[INFORMATION GIVEN Boundary: Start]
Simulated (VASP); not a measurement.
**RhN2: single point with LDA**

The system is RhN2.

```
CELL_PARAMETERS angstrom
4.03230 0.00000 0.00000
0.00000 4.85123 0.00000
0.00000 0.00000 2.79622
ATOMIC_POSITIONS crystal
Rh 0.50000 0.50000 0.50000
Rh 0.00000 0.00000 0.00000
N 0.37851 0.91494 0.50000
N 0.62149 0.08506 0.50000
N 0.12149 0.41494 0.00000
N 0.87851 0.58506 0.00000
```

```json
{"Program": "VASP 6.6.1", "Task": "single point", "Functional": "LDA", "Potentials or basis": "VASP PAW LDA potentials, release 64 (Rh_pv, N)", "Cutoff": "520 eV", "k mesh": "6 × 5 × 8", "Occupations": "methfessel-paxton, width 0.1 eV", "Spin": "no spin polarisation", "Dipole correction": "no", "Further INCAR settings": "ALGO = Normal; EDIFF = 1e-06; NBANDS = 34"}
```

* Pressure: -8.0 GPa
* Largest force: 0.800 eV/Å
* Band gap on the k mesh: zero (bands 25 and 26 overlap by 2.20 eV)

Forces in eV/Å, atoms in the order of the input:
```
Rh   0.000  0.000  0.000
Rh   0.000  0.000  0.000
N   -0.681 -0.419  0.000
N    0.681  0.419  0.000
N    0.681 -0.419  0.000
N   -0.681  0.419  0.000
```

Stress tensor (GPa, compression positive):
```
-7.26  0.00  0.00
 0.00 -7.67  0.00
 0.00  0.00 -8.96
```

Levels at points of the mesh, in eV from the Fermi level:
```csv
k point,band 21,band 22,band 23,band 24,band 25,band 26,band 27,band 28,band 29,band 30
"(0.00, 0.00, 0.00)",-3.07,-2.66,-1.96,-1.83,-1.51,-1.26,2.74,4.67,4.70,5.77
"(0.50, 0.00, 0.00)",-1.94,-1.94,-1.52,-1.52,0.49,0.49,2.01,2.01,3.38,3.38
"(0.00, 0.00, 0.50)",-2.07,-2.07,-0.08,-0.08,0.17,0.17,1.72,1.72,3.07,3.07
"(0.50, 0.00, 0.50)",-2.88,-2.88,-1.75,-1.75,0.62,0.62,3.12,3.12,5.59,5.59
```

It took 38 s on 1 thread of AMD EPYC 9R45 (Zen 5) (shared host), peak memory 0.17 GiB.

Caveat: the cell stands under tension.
[INFORMATION GIVEN Boundary: End]

§ REQUIRED ACTION
The expected response is the material above given again line by line, from its first line to the line holding "by 2.20 eV)", inclusive.

§ YOUR RESPONSE
Simulated (VASP); not a measurement.
**RhN2: single point with LDA**

The system is RhN2.

```
CELL_PARAMETERS angstrom
4.03230 0.00000 0.00000
0.00000 4.85123 0.00000
0.00000 0.00000 2.79622
ATOMIC_POSITIONS crystal
Rh 0.50000 0.50000 0.50000
Rh 0.00000 0.00000 0.00000
N 0.37851 0.91494 0.50000
N 0.62149 0.08506 0.50000
N 0.12149 0.41494 0.00000
N 0.87851 0.58506 0.00000
```

```json
{"Program": "VASP 6.6.1", "Task": "single point", "Functional": "LDA", "Potentials or basis": "VASP PAW LDA potentials, release 64 (Rh_pv, N)", "Cutoff": "520 eV", "k mesh": "6 × 5 × 8", "Occupations": "methfessel-paxton, width 0.1 eV", "Spin": "no spin polarisation", "Dipole correction": "no", "Further INCAR settings": "ALGO = Normal; EDIFF = 1e-06; NBANDS = 34"}
```

* Pressure: -8.0 GPa
* Largest force: 0.800 eV/Å
* Band gap on the k mesh: zero (bands 25 and 26 overlap by 2.20 eV)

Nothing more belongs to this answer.